Extract the entries in their exact form.

— Given information —
______

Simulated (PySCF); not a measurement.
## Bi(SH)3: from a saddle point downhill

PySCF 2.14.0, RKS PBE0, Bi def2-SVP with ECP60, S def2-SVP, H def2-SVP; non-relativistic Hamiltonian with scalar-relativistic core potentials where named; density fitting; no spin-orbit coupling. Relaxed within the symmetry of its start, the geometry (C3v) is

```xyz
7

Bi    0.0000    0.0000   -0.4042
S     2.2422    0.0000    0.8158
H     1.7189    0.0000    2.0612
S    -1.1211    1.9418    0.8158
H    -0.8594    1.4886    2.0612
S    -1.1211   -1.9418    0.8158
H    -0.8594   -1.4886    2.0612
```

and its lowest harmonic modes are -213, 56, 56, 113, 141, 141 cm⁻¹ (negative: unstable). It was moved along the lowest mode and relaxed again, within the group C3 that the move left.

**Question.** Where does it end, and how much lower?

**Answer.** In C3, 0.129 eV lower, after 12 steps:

______

— Solution —
Simulated (PySCF); not a measurement.
## Bi(SH)3: from a saddle point downhill

PySCF 2.14.0, RKS PBE0, Bi def2-SVP with ECP60, S def2-SVP, H def2-SVP; non-relativistic Hamiltonian with scalar-relativistic core potentials where named; density fitting; no spin-orbit coupling. Relaxed within the symmetry of its start, the geometry (C3v) is

```xyz
7

Bi    0.0000    0.0000   -0.4042
S     2.2422    0.0000    0.8158
H     1.7189    0.0000    2.0612
S    -1.1211    1.9418    0.8158
H    -0.8594    1.4886    2.0612
S    -1.1211   -1.9418    0.8158
H    -0.8594   -1.4886    2.0612
```

and its lowest harmonic modes are -213, 56, 56, 113, 141, 141 cm⁻¹ (negative: unstable). It was moved along the lowest mode and relaxed again, within the group C3 that the move left.

**Question.** Where does it end, and how much lower?

**Answer.** In C3, 0.129 eV lower, after 12 steps:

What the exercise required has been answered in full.